→ ACTIVITY: The lines from the first line of the entries through the line containing "-0.121 | 0.010 |" are to be repeated exactly, with both of those lines included.

STORED DATA section start

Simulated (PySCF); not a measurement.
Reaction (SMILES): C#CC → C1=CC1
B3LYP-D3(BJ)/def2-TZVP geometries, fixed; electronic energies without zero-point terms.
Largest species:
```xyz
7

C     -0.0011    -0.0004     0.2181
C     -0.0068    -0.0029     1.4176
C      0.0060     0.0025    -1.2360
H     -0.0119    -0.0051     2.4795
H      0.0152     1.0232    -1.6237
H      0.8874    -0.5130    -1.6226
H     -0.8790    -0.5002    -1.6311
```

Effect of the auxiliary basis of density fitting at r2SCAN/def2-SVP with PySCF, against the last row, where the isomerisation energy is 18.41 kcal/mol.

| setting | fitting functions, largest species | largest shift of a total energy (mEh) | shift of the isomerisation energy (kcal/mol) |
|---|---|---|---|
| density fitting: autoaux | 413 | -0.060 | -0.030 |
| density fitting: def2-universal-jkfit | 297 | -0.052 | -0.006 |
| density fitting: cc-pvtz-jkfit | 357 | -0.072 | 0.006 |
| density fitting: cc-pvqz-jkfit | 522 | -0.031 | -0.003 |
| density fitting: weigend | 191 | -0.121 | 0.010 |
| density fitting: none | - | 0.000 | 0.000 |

STORED DATA section end

→ EXERCISE OUTPUT:
Simulated (PySCF); not a measurement.
Reaction (SMILES): C#CC → C1=CC1
B3LYP-D3(BJ)/def2-TZVP geometries, fixed; electronic energies without zero-point terms.
Largest species:
```xyz
7

C     -0.0011    -0.0004     0.2181
C     -0.0068    -0.0029     1.4176
C      0.0060     0.0025    -1.2360
H     -0.0119    -0.0051     2.4795
H      0.0152     1.0232    -1.6237
H      0.8874    -0.5130    -1.6226
H     -0.8790    -0.5002    -1.6311
```

Effect of the auxiliary basis of density fitting at r2SCAN/def2-SVP with PySCF, against the last row, where the isomerisation energy is 18.41 kcal/mol.

| setting | fitting functions, largest species | largest shift of a total energy (mEh) | shift of the isomerisation energy (kcal/mol) |
|---|---|---|---|
| density fitting: autoaux | 413 | -0.060 | -0.030 |
| density fitting: def2-universal-jkfit | 297 | -0.052 | -0.006 |
| density fitting: cc-pvtz-jkfit | 357 | -0.072 | 0.006 |
| density fitting: cc-pvqz-jkfit | 522 | -0.031 | -0.003 |
| density fitting: weigend | 191 | -0.121 | 0.010 |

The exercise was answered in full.